▶ _WORK ORDER_: Print every line of the data word for word.

BEGIN
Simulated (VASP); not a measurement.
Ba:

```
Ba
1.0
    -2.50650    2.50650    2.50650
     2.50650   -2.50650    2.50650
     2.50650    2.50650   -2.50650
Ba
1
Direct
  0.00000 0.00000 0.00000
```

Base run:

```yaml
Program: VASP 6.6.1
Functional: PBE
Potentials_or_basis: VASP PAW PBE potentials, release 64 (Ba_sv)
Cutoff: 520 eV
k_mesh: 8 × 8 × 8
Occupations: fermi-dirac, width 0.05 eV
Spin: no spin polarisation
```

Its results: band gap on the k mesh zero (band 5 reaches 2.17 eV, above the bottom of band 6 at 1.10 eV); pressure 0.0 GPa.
END

▶ _PROBLEM SOLUTION_:
Simulated (VASP); not a measurement.
Ba:

```
Ba
1.0
    -2.50650    2.50650    2.50650
     2.50650   -2.50650    2.50650
     2.50650    2.50650   -2.50650
Ba
1
Direct
  0.00000 0.00000 0.00000
```

Base run:

```yaml
Program: VASP 6.6.1
Functional: PBE
Potentials_or_basis: VASP PAW PBE potentials, release 64 (Ba_sv)
Cutoff: 520 eV
k_mesh: 8 × 8 × 8
Occupations: fermi-dirac, width 0.05 eV
Spin: no spin polarisation
```

Its results: band gap on the k mesh zero (band 5 reaches 2.17 eV, above the bottom of band 6 at 1.10 eV); pressure 0.0 GPa.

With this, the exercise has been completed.